• • • • • • •

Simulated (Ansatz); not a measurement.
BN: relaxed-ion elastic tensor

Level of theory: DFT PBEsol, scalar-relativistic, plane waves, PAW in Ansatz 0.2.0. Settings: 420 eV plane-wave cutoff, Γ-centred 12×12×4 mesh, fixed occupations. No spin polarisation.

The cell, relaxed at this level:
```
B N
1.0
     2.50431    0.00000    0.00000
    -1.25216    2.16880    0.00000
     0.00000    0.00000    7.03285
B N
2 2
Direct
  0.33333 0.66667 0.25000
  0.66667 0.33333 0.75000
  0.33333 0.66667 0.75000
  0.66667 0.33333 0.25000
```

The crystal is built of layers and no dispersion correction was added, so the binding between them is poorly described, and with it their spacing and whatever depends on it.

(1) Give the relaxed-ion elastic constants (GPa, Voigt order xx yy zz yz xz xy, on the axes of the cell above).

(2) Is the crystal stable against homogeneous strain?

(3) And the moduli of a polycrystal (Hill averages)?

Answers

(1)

• • • • • • •

Return the data in full, with each line kept exactly as it is.

Simulated (Ansatz); not a measurement.
BN: relaxed-ion elastic tensor

Level of theory: DFT PBEsol, scalar-relativistic, plane waves, PAW in Ansatz 0.2.0. Settings: 420 eV plane-wave cutoff, Γ-centred 12×12×4 mesh, fixed occupations. No spin polarisation.

The cell, relaxed at this level:
```
B N
1.0
     2.50431    0.00000    0.00000
    -1.25216    2.16880    0.00000
     0.00000    0.00000    7.03285
B N
2 2
Direct
  0.33333 0.66667 0.25000
  0.66667 0.33333 0.75000
  0.33333 0.66667 0.75000
  0.66667 0.33333 0.25000
```

The crystal is built of layers and no dispersion correction was added, so the binding between them is poorly described, and with it their spacing and whatever depends on it.

(1) Give the relaxed-ion elastic constants (GPa, Voigt order xx yy zz yz xz xy, on the axes of the cell above).

(2) Is the crystal stable against homogeneous strain?

(3) And the moduli of a polycrystal (Hill averages)?

Answers

(1)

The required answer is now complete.